**WORK REQUEST:** Below are some records; write them all out again exactly.

§
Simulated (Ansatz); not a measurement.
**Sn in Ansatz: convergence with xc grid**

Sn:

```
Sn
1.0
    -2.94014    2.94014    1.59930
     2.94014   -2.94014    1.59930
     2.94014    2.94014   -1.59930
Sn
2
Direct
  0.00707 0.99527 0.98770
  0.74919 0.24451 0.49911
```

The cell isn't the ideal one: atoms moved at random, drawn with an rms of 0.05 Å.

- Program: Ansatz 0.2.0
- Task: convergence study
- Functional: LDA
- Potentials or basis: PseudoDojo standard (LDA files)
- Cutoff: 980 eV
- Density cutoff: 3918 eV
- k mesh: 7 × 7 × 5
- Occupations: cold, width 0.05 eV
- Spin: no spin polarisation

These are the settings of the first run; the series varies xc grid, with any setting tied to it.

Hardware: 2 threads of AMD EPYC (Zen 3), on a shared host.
§

**WORKED SOLUTION:**
Simulated (Ansatz); not a measurement.
**Sn in Ansatz: convergence with xc grid**

Sn:

```
Sn
1.0
    -2.94014    2.94014    1.59930
     2.94014   -2.94014    1.59930
     2.94014    2.94014   -1.59930
Sn
2
Direct
  0.00707 0.99527 0.98770
  0.74919 0.24451 0.49911
```

The cell isn't the ideal one: atoms moved at random, drawn with an rms of 0.05 Å.

- Program: Ansatz 0.2.0
- Task: convergence study
- Functional: LDA
- Potentials or basis: PseudoDojo standard (LDA files)
- Cutoff: 980 eV
- Density cutoff: 3918 eV
- k mesh: 7 × 7 × 5
- Occupations: cold, width 0.05 eV
- Spin: no spin polarisation

These are the settings of the first run; the series varies xc grid, with any setting tied to it.

Hardware: 2 threads of AMD EPYC (Zen 3), on a shared host.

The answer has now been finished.